__DATA__:
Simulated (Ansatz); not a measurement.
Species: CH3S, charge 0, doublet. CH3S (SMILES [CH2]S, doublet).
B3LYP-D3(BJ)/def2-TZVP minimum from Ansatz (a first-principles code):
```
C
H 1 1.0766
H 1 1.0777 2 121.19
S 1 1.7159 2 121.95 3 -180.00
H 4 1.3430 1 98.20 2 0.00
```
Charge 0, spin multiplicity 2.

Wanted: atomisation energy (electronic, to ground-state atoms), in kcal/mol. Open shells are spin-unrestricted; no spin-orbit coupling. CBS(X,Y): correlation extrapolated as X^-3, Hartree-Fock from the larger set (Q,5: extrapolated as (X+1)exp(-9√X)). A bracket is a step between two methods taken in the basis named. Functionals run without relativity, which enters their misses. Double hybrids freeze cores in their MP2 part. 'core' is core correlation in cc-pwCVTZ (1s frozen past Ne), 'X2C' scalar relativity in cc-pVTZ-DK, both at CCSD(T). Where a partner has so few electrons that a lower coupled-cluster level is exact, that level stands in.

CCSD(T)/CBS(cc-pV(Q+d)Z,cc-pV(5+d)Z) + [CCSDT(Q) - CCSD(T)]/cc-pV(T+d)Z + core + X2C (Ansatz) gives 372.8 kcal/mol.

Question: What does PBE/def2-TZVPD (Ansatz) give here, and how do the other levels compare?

__WORK ITEM__:
Please return only the lines above, starting at the line that has "B3LYP-D3(BJ)/def2-TZVP minimum from" and ending at the line that has "Charge 0, spin multiplicity 2.", keeping both and leaving each one unchanged.

__WORKED SOLUTION__:
B3LYP-D3(BJ)/def2-TZVP minimum from Ansatz (a first-principles code):
```
C
H 1 1.0766
H 1 1.0777 2 121.19
S 1 1.7159 2 121.95 3 -180.00
H 4 1.3430 1 98.20 2 0.00
```
Charge 0, spin multiplicity 2.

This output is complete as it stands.